[RECORD SET Boundary: Start]

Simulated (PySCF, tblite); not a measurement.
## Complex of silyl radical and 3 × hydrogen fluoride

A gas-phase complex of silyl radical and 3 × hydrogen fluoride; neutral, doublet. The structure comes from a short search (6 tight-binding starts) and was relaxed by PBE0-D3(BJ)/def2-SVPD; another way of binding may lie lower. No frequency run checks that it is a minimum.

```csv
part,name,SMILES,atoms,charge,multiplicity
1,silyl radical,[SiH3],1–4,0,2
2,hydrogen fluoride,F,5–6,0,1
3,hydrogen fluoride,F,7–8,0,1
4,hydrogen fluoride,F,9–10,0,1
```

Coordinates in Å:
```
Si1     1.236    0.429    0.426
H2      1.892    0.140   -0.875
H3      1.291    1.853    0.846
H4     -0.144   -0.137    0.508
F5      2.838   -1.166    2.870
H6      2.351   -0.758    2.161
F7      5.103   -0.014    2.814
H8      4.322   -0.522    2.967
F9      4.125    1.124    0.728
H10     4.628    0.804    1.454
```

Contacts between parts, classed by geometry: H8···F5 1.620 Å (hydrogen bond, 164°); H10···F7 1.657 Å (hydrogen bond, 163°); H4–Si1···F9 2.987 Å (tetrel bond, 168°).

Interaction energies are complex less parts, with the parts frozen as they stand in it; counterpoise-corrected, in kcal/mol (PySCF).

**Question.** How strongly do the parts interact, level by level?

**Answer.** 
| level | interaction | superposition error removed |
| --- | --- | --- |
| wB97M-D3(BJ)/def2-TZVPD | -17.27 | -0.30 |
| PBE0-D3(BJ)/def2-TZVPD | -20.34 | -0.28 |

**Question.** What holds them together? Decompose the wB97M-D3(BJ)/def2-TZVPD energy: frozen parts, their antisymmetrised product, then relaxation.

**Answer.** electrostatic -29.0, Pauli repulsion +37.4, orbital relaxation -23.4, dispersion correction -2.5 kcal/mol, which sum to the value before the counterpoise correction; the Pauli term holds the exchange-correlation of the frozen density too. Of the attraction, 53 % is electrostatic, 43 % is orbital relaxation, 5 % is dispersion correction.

[RECORD SET Boundary: End]

- **ACTIVITY**
From the records above, print exactly the lines that run from the line with "level by level?" to the line with "product, then relaxation.", inclusive.

- **WRITTEN REPLY**
**Question.** How strongly do the parts interact, level by level?

**Answer.** 
| level | interaction | superposition error removed |
| --- | --- | --- |
| wB97M-D3(BJ)/def2-TZVPD | -17.27 | -0.30 |
| PBE0-D3(BJ)/def2-TZVPD | -20.34 | -0.28 |

**Question.** What holds them together? Decompose the wB97M-D3(BJ)/def2-TZVPD energy: frozen parts, their antisymmetrised product, then relaxation.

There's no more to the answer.